WORK REQUEST: The complete listing should be transcribed precisely.

MATERIAL SUPPLIED:
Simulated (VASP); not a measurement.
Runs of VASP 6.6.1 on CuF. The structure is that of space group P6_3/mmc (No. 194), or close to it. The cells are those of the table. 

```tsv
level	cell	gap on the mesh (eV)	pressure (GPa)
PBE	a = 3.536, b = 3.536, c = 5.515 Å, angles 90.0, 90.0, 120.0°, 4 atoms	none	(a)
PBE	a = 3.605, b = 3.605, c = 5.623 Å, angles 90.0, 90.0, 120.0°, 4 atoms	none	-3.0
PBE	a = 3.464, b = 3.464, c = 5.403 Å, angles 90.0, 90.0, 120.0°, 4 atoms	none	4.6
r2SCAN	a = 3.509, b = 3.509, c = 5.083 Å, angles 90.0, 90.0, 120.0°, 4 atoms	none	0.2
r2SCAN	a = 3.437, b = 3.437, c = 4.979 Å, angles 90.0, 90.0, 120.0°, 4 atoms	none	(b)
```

EXERCISE RESULT:
Simulated (VASP); not a measurement.
Runs of VASP 6.6.1 on CuF. The structure is that of space group P6_3/mmc (No. 194), or close to it. The cells are those of the table. 

```tsv
level	cell	gap on the mesh (eV)	pressure (GPa)
PBE	a = 3.536, b = 3.536, c = 5.515 Å, angles 90.0, 90.0, 120.0°, 4 atoms	none	(a)
PBE	a = 3.605, b = 3.605, c = 5.623 Å, angles 90.0, 90.0, 120.0°, 4 atoms	none	-3.0
PBE	a = 3.464, b = 3.464, c = 5.403 Å, angles 90.0, 90.0, 120.0°, 4 atoms	none	4.6
r2SCAN	a = 3.509, b = 3.509, c = 5.083 Å, angles 90.0, 90.0, 120.0°, 4 atoms	none	0.2
r2SCAN	a = 3.437, b = 3.437, c = 4.979 Å, angles 90.0, 90.0, 120.0°, 4 atoms	none	(b)
```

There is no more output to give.